In the entries that follow, the line with "Read from the" opens the range and the line with "The relaxation runs" closes it; repeat that range exactly, both lines included.

Start of Entries supplied

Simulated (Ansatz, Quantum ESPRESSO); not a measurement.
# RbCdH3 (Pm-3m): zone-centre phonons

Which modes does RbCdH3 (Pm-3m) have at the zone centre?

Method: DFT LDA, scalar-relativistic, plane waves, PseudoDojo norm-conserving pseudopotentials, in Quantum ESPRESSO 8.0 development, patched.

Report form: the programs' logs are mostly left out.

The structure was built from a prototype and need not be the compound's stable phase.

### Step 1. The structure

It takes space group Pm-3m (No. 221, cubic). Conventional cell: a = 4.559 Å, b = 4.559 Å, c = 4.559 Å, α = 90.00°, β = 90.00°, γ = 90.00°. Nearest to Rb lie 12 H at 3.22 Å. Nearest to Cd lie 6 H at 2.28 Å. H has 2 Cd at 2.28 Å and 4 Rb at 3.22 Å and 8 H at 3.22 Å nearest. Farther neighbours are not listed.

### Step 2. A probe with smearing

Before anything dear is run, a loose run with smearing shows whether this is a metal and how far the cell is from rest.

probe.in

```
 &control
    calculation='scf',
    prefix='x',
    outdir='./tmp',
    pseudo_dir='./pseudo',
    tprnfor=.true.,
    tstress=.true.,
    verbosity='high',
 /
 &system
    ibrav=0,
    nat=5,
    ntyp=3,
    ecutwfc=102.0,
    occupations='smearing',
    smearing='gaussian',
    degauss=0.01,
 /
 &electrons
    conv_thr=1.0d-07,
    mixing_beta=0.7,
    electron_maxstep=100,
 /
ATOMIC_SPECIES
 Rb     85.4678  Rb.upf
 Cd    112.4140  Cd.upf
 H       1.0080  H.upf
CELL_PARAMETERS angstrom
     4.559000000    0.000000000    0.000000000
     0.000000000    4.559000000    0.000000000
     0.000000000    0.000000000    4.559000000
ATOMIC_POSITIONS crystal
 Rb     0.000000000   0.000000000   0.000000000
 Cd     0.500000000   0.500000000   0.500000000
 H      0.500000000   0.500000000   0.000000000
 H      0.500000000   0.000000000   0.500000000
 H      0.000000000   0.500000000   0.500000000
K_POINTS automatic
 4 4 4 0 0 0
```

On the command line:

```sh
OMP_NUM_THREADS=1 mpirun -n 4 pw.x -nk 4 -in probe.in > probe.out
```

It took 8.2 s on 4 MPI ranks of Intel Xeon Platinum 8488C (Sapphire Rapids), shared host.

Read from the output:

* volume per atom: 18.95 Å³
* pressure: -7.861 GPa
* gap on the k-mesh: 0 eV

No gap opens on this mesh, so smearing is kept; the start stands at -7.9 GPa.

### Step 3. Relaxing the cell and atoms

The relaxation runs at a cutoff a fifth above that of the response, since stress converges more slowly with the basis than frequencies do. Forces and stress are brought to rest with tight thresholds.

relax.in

End of Entries supplied

Response.
Read from the output:

* volume per atom: 18.95 Å³
* pressure: -7.861 GPa
* gap on the k-mesh: 0 eV

No gap opens on this mesh, so smearing is kept; the start stands at -7.9 GPa.

### Step 3. Relaxing the cell and atoms

The relaxation runs at a cutoff a fifth above that of the response, since stress converges more slowly with the basis than frequencies do. Forces and stress are brought to rest with tight thresholds.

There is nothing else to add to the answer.